● **Available data**
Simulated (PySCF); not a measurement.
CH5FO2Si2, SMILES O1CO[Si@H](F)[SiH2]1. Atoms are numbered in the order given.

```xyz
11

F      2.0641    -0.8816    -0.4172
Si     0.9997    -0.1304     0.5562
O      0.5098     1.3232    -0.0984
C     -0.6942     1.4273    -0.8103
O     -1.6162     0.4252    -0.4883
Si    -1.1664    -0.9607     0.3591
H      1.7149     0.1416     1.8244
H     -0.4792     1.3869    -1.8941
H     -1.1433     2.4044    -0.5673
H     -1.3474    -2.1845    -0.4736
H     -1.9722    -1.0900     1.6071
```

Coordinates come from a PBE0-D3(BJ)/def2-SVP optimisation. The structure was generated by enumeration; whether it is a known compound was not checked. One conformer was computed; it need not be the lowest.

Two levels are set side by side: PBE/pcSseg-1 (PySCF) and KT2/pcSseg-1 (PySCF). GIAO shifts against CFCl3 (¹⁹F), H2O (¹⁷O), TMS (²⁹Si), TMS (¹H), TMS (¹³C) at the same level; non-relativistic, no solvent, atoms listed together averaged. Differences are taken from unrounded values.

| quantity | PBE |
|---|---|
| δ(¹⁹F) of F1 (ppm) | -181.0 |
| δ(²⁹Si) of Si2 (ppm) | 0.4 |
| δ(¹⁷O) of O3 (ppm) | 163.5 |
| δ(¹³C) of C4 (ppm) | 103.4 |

● **Required action**
When you retype the data above, start at its first line, stop after the line containing "(ppm) | 0.4 |", and leave out everything else.

● **Expected answer**
Simulated (PySCF); not a measurement.
CH5FO2Si2, SMILES O1CO[Si@H](F)[SiH2]1. Atoms are numbered in the order given.

```xyz
11

F      2.0641    -0.8816    -0.4172
Si     0.9997    -0.1304     0.5562
O      0.5098     1.3232    -0.0984
C     -0.6942     1.4273    -0.8103
O     -1.6162     0.4252    -0.4883
Si    -1.1664    -0.9607     0.3591
H      1.7149     0.1416     1.8244
H     -0.4792     1.3869    -1.8941
H     -1.1433     2.4044    -0.5673
H     -1.3474    -2.1845    -0.4736
H     -1.9722    -1.0900     1.6071
```

Coordinates come from a PBE0-D3(BJ)/def2-SVP optimisation. The structure was generated by enumeration; whether it is a known compound was not checked. One conformer was computed; it need not be the lowest.

Two levels are set side by side: PBE/pcSseg-1 (PySCF) and KT2/pcSseg-1 (PySCF). GIAO shifts against CFCl3 (¹⁹F), H2O (¹⁷O), TMS (²⁹Si), TMS (¹H), TMS (¹³C) at the same level; non-relativistic, no solvent, atoms listed together averaged. Differences are taken from unrounded values.

| quantity | PBE |
|---|---|
| δ(¹⁹F) of F1 (ppm) | -181.0 |
| δ(²⁹Si) of Si2 (ppm) | 0.4 |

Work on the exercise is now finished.